(Assignment): Give back every line of the data, word for word.

(Data shown):
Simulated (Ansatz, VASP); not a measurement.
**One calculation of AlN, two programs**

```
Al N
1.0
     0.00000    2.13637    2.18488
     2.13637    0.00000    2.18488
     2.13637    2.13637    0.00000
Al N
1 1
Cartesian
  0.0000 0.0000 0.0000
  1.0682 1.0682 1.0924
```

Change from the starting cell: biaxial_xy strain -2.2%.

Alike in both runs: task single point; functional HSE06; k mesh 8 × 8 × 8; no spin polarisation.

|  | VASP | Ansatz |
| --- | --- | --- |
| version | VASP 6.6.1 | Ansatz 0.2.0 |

(Worked solution):
Simulated (Ansatz, VASP); not a measurement.
**One calculation of AlN, two programs**

```
Al N
1.0
     0.00000    2.13637    2.18488
     2.13637    0.00000    2.18488
     2.13637    2.13637    0.00000
Al N
1 1
Cartesian
  0.0000 0.0000 0.0000
  1.0682 1.0682 1.0924
```

Change from the starting cell: biaxial_xy strain -2.2%.

Alike in both runs: task single point; functional HSE06; k mesh 8 × 8 × 8; no spin polarisation.

|  | VASP | Ansatz |
| --- | --- | --- |
| version | VASP 6.6.1 | Ansatz 0.2.0 |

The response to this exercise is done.